Work instruction » Only one stretch of the data below is wanted: the lines starting at the one with "These are the" and ending at the one with "0.54 | 0.13 |", both included, given again exactly.

Data for analysis »
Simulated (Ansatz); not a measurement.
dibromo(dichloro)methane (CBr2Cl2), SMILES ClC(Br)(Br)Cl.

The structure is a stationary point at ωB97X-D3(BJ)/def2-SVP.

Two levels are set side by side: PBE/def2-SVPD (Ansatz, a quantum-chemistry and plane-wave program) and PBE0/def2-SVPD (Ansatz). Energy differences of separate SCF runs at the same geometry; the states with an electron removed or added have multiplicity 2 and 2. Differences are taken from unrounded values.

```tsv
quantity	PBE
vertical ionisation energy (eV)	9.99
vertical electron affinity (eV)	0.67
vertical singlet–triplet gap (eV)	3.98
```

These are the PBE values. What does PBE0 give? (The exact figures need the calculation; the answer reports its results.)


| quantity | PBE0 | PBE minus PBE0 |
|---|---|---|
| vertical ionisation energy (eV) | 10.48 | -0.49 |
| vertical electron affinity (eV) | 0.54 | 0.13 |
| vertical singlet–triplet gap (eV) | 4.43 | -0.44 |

Response »
These are the PBE values. What does PBE0 give? (The exact figures need the calculation; the answer reports its results.)


| quantity | PBE0 | PBE minus PBE0 |
|---|---|---|
| vertical ionisation energy (eV) | 10.48 | -0.49 |
| vertical electron affinity (eV) | 0.54 | 0.13 |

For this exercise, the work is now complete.